Material provided →
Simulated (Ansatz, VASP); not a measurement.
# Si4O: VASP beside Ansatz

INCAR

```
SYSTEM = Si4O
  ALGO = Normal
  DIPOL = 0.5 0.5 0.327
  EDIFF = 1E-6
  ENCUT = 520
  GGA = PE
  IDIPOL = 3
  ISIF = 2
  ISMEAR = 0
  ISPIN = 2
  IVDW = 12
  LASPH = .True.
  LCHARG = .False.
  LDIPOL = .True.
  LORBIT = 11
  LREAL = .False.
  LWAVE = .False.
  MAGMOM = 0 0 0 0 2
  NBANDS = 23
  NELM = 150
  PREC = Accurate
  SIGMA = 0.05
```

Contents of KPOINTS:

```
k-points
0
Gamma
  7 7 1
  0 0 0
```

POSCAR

Work task →
Each entry above should be restated exactly as supplied.

Response →
Simulated (Ansatz, VASP); not a measurement.
# Si4O: VASP beside Ansatz

INCAR

```
SYSTEM = Si4O
  ALGO = Normal
  DIPOL = 0.5 0.5 0.327
  EDIFF = 1E-6
  ENCUT = 520
  GGA = PE
  IDIPOL = 3
  ISIF = 2
  ISMEAR = 0
  ISPIN = 2
  IVDW = 12
  LASPH = .True.
  LCHARG = .False.
  LDIPOL = .True.
  LORBIT = 11
  LREAL = .False.
  LWAVE = .False.
  MAGMOM = 0 0 0 0 2
  NBANDS = 23
  NELM = 150
  PREC = Accurate
  SIGMA = 0.05
```

Contents of KPOINTS:

```
k-points
0
Gamma
  7 7 1
  0 0 0
```

POSCAR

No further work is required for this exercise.